-- Opening Marker --
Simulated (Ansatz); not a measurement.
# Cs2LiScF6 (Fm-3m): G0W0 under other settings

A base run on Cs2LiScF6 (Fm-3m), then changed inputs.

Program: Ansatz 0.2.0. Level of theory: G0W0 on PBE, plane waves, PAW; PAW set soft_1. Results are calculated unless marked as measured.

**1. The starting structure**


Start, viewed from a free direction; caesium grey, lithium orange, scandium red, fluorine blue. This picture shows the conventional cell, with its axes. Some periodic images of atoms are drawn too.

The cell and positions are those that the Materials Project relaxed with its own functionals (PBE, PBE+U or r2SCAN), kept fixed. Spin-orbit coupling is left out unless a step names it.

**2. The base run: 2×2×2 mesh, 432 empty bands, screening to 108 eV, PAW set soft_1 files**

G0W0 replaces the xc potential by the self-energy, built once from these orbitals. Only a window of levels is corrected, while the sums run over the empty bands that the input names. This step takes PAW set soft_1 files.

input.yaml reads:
-- Closing Marker --

ASSIGNMENT: The response must restate every entry word for word.

WRITTEN SOLUTION:
Simulated (Ansatz); not a measurement.
# Cs2LiScF6 (Fm-3m): G0W0 under other settings

A base run on Cs2LiScF6 (Fm-3m), then changed inputs.

Program: Ansatz 0.2.0. Level of theory: G0W0 on PBE, plane waves, PAW; PAW set soft_1. Results are calculated unless marked as measured.

**1. The starting structure**


Start, viewed from a free direction; caesium grey, lithium orange, scandium red, fluorine blue. This picture shows the conventional cell, with its axes. Some periodic images of atoms are drawn too.

The cell and positions are those that the Materials Project relaxed with its own functionals (PBE, PBE+U or r2SCAN), kept fixed. Spin-orbit coupling is left out unless a step names it.

**2. The base run: 2×2×2 mesh, 432 empty bands, screening to 108 eV, PAW set soft_1 files**

G0W0 replaces the xc potential by the self-energy, built once from these orbitals. Only a window of levels is corrected, while the sums run over the empty bands that the input names. This step takes PAW set soft_1 files.

input.yaml reads:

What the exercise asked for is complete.